-.-.-

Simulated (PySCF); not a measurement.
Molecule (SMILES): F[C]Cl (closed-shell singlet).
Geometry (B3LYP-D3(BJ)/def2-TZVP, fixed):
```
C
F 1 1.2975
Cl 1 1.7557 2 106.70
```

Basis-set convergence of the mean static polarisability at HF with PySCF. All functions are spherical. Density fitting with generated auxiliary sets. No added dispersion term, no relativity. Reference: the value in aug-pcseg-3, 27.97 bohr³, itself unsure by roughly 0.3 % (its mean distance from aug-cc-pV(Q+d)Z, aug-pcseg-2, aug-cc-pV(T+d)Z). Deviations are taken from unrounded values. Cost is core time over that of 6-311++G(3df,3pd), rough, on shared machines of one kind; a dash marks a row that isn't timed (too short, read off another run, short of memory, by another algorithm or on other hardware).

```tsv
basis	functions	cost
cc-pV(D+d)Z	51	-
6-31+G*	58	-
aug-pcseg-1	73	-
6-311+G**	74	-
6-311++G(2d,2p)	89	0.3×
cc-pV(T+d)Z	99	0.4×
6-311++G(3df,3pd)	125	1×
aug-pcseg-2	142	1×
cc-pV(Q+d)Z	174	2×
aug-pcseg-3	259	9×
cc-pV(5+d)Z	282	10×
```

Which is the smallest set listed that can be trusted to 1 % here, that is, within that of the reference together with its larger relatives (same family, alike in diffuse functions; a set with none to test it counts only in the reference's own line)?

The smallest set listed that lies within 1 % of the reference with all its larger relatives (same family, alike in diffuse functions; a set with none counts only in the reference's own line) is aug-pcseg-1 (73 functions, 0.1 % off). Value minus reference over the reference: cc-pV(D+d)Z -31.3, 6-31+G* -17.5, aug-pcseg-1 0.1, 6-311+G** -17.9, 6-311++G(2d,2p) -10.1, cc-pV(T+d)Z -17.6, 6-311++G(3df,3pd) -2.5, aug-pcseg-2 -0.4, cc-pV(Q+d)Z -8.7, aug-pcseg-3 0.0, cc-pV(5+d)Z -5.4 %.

-.-.-

## Work request
Output the data exactly, from the first line through the line that holds "Which is the", so that no later line appears.

## Answer section
Simulated (PySCF); not a measurement.
Molecule (SMILES): F[C]Cl (closed-shell singlet).
Geometry (B3LYP-D3(BJ)/def2-TZVP, fixed):
```
C
F 1 1.2975
Cl 1 1.7557 2 106.70
```

Basis-set convergence of the mean static polarisability at HF with PySCF. All functions are spherical. Density fitting with generated auxiliary sets. No added dispersion term, no relativity. Reference: the value in aug-pcseg-3, 27.97 bohr³, itself unsure by roughly 0.3 % (its mean distance from aug-cc-pV(Q+d)Z, aug-pcseg-2, aug-cc-pV(T+d)Z). Deviations are taken from unrounded values. Cost is core time over that of 6-311++G(3df,3pd), rough, on shared machines of one kind; a dash marks a row that isn't timed (too short, read off another run, short of memory, by another algorithm or on other hardware).

```tsv
basis	functions	cost
cc-pV(D+d)Z	51	-
6-31+G*	58	-
aug-pcseg-1	73	-
6-311+G**	74	-
6-311++G(2d,2p)	89	0.3×
cc-pV(T+d)Z	99	0.4×
6-311++G(3df,3pd)	125	1×
aug-pcseg-2	142	1×
cc-pV(Q+d)Z	174	2×
aug-pcseg-3	259	9×
cc-pV(5+d)Z	282	10×
```

Which is the smallest set listed that can be trusted to 1 % here, that is, within that of the reference together with its larger relatives (same family, alike in diffuse functions; a set with none to test it counts only in the reference's own line)?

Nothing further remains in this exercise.